_Records provided_
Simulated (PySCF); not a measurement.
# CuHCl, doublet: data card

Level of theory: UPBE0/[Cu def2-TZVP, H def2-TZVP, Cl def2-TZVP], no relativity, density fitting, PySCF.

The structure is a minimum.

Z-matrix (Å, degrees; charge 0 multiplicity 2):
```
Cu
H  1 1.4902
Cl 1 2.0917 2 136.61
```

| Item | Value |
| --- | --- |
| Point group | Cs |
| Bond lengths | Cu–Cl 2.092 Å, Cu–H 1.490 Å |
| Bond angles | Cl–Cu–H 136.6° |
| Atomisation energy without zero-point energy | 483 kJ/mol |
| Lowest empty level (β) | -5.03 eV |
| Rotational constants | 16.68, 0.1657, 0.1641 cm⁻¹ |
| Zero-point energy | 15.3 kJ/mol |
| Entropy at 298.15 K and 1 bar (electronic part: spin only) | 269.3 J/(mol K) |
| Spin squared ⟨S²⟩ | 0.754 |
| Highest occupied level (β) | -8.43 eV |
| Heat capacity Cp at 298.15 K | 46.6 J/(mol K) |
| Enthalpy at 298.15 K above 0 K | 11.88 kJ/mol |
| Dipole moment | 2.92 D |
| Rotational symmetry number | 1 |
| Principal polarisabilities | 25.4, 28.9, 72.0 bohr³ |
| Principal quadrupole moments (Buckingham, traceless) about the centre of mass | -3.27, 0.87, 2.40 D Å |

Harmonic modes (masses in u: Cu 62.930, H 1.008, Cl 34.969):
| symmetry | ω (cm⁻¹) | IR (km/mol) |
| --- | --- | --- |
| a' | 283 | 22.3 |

_Brief_
Once you reach the line containing "0.1641 cm⁻¹ |", include it and stop; until then, reproduce each line of the listing from its start exactly.

_Written reply_
Simulated (PySCF); not a measurement.
# CuHCl, doublet: data card

Level of theory: UPBE0/[Cu def2-TZVP, H def2-TZVP, Cl def2-TZVP], no relativity, density fitting, PySCF.

The structure is a minimum.

Z-matrix (Å, degrees; charge 0 multiplicity 2):
```
Cu
H  1 1.4902
Cl 1 2.0917 2 136.61
```

| Item | Value |
| --- | --- |
| Point group | Cs |
| Bond lengths | Cu–Cl 2.092 Å, Cu–H 1.490 Å |
| Bond angles | Cl–Cu–H 136.6° |
| Atomisation energy without zero-point energy | 483 kJ/mol |
| Lowest empty level (β) | -5.03 eV |
| Rotational constants | 16.68, 0.1657, 0.1641 cm⁻¹ |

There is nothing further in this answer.